Activity: Write out all of the data again, precisely as it appears.

Material shown:
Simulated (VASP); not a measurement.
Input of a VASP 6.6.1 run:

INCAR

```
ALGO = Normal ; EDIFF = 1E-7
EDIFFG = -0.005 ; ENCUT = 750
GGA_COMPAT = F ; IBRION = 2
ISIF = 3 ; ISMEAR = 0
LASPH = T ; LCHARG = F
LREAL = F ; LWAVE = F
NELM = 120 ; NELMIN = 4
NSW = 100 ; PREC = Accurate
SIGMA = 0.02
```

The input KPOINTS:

Response:
Simulated (VASP); not a measurement.
Input of a VASP 6.6.1 run:

INCAR

```
ALGO = Normal ; EDIFF = 1E-7
EDIFFG = -0.005 ; ENCUT = 750
GGA_COMPAT = F ; IBRION = 2
ISIF = 3 ; ISMEAR = 0
LASPH = T ; LCHARG = F
LREAL = F ; LWAVE = F
NELM = 120 ; NELMIN = 4
NSW = 100 ; PREC = Accurate
SIGMA = 0.02
```

The input KPOINTS:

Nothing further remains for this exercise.